» **Requirement**
What you return must match the records below exactly, down to each character.

» **Dataset records**
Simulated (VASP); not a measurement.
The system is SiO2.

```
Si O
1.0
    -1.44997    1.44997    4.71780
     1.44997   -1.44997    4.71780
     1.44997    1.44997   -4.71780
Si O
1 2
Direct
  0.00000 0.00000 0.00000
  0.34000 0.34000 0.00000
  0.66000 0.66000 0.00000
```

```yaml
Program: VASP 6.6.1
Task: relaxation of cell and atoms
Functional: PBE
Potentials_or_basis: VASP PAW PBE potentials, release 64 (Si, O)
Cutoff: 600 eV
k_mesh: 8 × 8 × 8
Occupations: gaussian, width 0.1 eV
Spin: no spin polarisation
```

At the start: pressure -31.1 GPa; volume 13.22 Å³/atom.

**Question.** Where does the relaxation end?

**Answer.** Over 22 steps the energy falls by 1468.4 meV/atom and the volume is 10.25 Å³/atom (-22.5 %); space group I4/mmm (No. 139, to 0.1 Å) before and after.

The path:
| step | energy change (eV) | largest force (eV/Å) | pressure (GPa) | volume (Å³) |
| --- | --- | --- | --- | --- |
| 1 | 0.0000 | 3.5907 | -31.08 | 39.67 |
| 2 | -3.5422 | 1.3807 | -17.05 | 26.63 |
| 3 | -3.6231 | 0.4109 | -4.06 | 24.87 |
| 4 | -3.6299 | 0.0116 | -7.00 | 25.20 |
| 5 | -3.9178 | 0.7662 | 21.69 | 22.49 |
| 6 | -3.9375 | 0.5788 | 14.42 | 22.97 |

» **Exercise answer**
Simulated (VASP); not a measurement.
The system is SiO2.

```
Si O
1.0
    -1.44997    1.44997    4.71780
     1.44997   -1.44997    4.71780
     1.44997    1.44997   -4.71780
Si O
1 2
Direct
  0.00000 0.00000 0.00000
  0.34000 0.34000 0.00000
  0.66000 0.66000 0.00000
```

```yaml
Program: VASP 6.6.1
Task: relaxation of cell and atoms
Functional: PBE
Potentials_or_basis: VASP PAW PBE potentials, release 64 (Si, O)
Cutoff: 600 eV
k_mesh: 8 × 8 × 8
Occupations: gaussian, width 0.1 eV
Spin: no spin polarisation
```

At the start: pressure -31.1 GPa; volume 13.22 Å³/atom.

**Question.** Where does the relaxation end?

**Answer.** Over 22 steps the energy falls by 1468.4 meV/atom and the volume is 10.25 Å³/atom (-22.5 %); space group I4/mmm (No. 139, to 0.1 Å) before and after.

The path:
| step | energy change (eV) | largest force (eV/Å) | pressure (GPa) | volume (Å³) |
| --- | --- | --- | --- | --- |
| 1 | 0.0000 | 3.5907 | -31.08 | 39.67 |
| 2 | -3.5422 | 1.3807 | -17.05 | 26.63 |
| 3 | -3.6231 | 0.4109 | -4.06 | 24.87 |
| 4 | -3.6299 | 0.0116 | -7.00 | 25.20 |
| 5 | -3.9178 | 0.7662 | 21.69 | 22.49 |
| 6 | -3.9375 | 0.5788 | 14.42 | 22.97 |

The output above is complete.